BRIEF: Transcribe only the lines between the first line of the records and the line containing "at 11.178 Å³/atom.", inclusive, exactly as written.

INFORMATION:
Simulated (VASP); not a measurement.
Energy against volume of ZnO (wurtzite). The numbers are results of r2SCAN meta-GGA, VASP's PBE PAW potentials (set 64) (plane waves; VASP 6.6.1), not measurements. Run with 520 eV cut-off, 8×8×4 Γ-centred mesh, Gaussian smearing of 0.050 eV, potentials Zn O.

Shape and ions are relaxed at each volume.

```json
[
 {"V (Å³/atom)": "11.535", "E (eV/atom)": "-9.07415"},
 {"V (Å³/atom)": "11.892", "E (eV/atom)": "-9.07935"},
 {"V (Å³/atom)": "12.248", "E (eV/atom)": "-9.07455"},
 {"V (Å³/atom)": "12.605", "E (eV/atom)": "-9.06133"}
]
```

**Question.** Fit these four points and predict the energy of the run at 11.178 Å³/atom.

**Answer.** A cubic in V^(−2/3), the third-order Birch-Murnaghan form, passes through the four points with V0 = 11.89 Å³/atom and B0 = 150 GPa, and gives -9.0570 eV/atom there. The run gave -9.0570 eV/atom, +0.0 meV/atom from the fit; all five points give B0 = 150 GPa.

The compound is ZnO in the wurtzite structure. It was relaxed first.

EXPECTED ANSWER:
Simulated (VASP); not a measurement.
Energy against volume of ZnO (wurtzite). The numbers are results of r2SCAN meta-GGA, VASP's PBE PAW potentials (set 64) (plane waves; VASP 6.6.1), not measurements. Run with 520 eV cut-off, 8×8×4 Γ-centred mesh, Gaussian smearing of 0.050 eV, potentials Zn O.

Shape and ions are relaxed at each volume.

```json
[
 {"V (Å³/atom)": "11.535", "E (eV/atom)": "-9.07415"},
 {"V (Å³/atom)": "11.892", "E (eV/atom)": "-9.07935"},
 {"V (Å³/atom)": "12.248", "E (eV/atom)": "-9.07455"},
 {"V (Å³/atom)": "12.605", "E (eV/atom)": "-9.06133"}
]
```

**Question.** Fit these four points and predict the energy of the run at 11.178 Å³/atom.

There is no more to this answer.